• **Task item**: Repeat the whole listing, keeping every word and every line intact.

• **Entries provided**:
__________________________________________________
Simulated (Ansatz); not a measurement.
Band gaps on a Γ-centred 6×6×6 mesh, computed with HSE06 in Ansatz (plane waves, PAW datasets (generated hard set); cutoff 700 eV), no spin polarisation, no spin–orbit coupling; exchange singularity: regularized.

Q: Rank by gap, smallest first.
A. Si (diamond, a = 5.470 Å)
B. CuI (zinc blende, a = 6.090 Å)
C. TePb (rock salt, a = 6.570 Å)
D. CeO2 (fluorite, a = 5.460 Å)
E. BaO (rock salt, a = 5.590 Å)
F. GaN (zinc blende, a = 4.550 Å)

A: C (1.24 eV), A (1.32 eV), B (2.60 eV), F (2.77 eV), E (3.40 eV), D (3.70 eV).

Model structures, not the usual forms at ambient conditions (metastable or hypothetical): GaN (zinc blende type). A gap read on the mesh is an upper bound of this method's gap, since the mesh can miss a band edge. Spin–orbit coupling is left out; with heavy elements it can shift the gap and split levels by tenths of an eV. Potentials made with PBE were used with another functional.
__________________________________________________

• **Your solution**:
Simulated (Ansatz); not a measurement.
Band gaps on a Γ-centred 6×6×6 mesh, computed with HSE06 in Ansatz (plane waves, PAW datasets (generated hard set); cutoff 700 eV), no spin polarisation, no spin–orbit coupling; exchange singularity: regularized.

Q: Rank by gap, smallest first.
A. Si (diamond, a = 5.470 Å)
B. CuI (zinc blende, a = 6.090 Å)
C. TePb (rock salt, a = 6.570 Å)
D. CeO2 (fluorite, a = 5.460 Å)
E. BaO (rock salt, a = 5.590 Å)
F. GaN (zinc blende, a = 4.550 Å)

A: C (1.24 eV), A (1.32 eV), B (2.60 eV), F (2.77 eV), E (3.40 eV), D (3.70 eV).

Model structures, not the usual forms at ambient conditions (metastable or hypothetical): GaN (zinc blende type). A gap read on the mesh is an upper bound of this method's gap, since the mesh can miss a band edge. Spin–orbit coupling is left out; with heavy elements it can shift the gap and split levels by tenths of an eV. Potentials made with PBE were used with another functional.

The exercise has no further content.